● **Data excerpts**
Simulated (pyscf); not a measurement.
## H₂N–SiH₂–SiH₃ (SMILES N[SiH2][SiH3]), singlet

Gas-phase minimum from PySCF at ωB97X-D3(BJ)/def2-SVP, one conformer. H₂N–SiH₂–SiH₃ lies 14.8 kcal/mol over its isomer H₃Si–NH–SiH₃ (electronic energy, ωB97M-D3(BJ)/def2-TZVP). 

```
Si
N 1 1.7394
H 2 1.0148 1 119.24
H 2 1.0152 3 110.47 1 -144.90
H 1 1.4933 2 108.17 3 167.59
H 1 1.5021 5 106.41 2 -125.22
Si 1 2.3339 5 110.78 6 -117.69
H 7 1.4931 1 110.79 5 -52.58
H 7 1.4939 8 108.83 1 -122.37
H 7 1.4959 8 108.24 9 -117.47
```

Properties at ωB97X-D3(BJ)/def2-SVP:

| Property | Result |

● **Assigned task**
When you answer, output each line of the data exactly as given, from its first line up to and including the one with "## H₂N–SiH₂–SiH₃ (SMILES".

● **Task output**
Simulated (pyscf); not a measurement.
## H₂N–SiH₂–SiH₃ (SMILES N[SiH2][SiH3]), singlet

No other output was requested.